→ Required action: Please repeat the lines below, exactly and only, from the one that holds "POTCAR, in this" through the one that holds "One equivalent input".

→ Given records:
--- START ---
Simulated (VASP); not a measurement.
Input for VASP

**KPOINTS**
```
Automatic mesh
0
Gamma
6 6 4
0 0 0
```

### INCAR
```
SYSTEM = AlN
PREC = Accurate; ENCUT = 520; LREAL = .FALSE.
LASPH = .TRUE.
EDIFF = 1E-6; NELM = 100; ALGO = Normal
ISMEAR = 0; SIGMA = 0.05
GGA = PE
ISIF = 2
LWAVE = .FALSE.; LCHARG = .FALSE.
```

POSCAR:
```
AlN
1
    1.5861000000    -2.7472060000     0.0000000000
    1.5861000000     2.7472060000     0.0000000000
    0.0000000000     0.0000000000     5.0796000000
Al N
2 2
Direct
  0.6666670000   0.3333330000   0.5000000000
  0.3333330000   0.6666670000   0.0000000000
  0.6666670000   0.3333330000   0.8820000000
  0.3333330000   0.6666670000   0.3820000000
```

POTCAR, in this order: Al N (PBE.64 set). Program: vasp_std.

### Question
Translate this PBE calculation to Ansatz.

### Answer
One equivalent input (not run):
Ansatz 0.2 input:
--- END ---

→ Written solution:
POTCAR, in this order: Al N (PBE.64 set). Program: vasp_std.

### Question
Translate this PBE calculation to Ansatz.

### Answer
One equivalent input (not run):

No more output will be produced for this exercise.